============================================================

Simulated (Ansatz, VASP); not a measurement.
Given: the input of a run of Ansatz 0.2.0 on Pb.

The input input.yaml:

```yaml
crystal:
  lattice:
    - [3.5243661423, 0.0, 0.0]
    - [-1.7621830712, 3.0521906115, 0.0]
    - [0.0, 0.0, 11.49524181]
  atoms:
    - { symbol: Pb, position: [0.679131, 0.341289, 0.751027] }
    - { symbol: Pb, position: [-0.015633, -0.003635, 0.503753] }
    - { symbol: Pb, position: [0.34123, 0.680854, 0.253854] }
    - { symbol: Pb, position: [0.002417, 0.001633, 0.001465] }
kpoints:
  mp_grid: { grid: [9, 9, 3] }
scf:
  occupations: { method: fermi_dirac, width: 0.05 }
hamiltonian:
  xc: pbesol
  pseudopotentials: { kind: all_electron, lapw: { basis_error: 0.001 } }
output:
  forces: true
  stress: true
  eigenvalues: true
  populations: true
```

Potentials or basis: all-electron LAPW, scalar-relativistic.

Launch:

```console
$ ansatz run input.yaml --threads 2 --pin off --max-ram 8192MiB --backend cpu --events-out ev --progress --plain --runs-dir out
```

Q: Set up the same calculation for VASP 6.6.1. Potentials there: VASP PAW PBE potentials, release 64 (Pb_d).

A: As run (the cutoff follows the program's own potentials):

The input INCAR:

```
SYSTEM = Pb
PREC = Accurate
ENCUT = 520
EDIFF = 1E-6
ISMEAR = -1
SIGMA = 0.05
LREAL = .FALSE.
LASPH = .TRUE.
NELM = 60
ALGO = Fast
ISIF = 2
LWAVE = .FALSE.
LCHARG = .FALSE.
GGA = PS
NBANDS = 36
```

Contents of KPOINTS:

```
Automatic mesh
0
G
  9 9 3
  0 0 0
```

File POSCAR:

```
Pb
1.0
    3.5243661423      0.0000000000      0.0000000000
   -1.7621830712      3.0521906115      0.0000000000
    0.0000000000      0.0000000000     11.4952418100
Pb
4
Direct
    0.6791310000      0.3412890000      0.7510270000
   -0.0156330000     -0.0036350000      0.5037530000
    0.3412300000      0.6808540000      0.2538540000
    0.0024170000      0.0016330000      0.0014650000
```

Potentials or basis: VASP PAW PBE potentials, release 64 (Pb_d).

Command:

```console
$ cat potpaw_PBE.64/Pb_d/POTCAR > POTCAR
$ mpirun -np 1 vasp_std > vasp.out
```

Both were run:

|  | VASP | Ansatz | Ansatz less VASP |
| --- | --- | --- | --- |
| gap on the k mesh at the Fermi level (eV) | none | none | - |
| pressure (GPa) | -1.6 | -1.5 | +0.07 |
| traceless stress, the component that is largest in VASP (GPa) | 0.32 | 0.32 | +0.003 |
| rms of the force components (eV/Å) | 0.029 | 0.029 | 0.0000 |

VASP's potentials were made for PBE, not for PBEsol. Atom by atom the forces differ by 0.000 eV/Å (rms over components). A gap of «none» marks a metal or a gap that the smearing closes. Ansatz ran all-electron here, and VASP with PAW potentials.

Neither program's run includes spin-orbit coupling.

============================================================

▸ Assignment
From the first line of the listing above to the line that contains "0.32 | +0.003 |", inclusive, restate every line word for word. Nothing else belongs in the answer.

▸ Your solution
Simulated (Ansatz, VASP); not a measurement.
Given: the input of a run of Ansatz 0.2.0 on Pb.

The input input.yaml:

```yaml
crystal:
  lattice:
    - [3.5243661423, 0.0, 0.0]
    - [-1.7621830712, 3.0521906115, 0.0]
    - [0.0, 0.0, 11.49524181]
  atoms:
    - { symbol: Pb, position: [0.679131, 0.341289, 0.751027] }
    - { symbol: Pb, position: [-0.015633, -0.003635, 0.503753] }
    - { symbol: Pb, position: [0.34123, 0.680854, 0.253854] }
    - { symbol: Pb, position: [0.002417, 0.001633, 0.001465] }
kpoints:
  mp_grid: { grid: [9, 9, 3] }
scf:
  occupations: { method: fermi_dirac, width: 0.05 }
hamiltonian:
  xc: pbesol
  pseudopotentials: { kind: all_electron, lapw: { basis_error: 0.001 } }
output:
  forces: true
  stress: true
  eigenvalues: true
  populations: true
```

Potentials or basis: all-electron LAPW, scalar-relativistic.

Launch:

```console
$ ansatz run input.yaml --threads 2 --pin off --max-ram 8192MiB --backend cpu --events-out ev --progress --plain --runs-dir out
```

Q: Set up the same calculation for VASP 6.6.1. Potentials there: VASP PAW PBE potentials, release 64 (Pb_d).

A: As run (the cutoff follows the program's own potentials):

The input INCAR:

```
SYSTEM = Pb
PREC = Accurate
ENCUT = 520
EDIFF = 1E-6
ISMEAR = -1
SIGMA = 0.05
LREAL = .FALSE.
LASPH = .TRUE.
NELM = 60
ALGO = Fast
ISIF = 2
LWAVE = .FALSE.
LCHARG = .FALSE.
GGA = PS
NBANDS = 36
```

Contents of KPOINTS:

```
Automatic mesh
0
G
  9 9 3
  0 0 0
```

File POSCAR:

```
Pb
1.0
    3.5243661423      0.0000000000      0.0000000000
   -1.7621830712      3.0521906115      0.0000000000
    0.0000000000      0.0000000000     11.4952418100
Pb
4
Direct
    0.6791310000      0.3412890000      0.7510270000
   -0.0156330000     -0.0036350000      0.5037530000
    0.3412300000      0.6808540000      0.2538540000
    0.0024170000      0.0016330000      0.0014650000
```

Potentials or basis: VASP PAW PBE potentials, release 64 (Pb_d).

Command:

```console
$ cat potpaw_PBE.64/Pb_d/POTCAR > POTCAR
$ mpirun -np 1 vasp_std > vasp.out
```

Both were run:

|  | VASP | Ansatz | Ansatz less VASP |
| --- | --- | --- | --- |
| gap on the k mesh at the Fermi level (eV) | none | none | - |
| pressure (GPa) | -1.6 | -1.5 | +0.07 |
| traceless stress, the component that is largest in VASP (GPa) | 0.32 | 0.32 | +0.003 |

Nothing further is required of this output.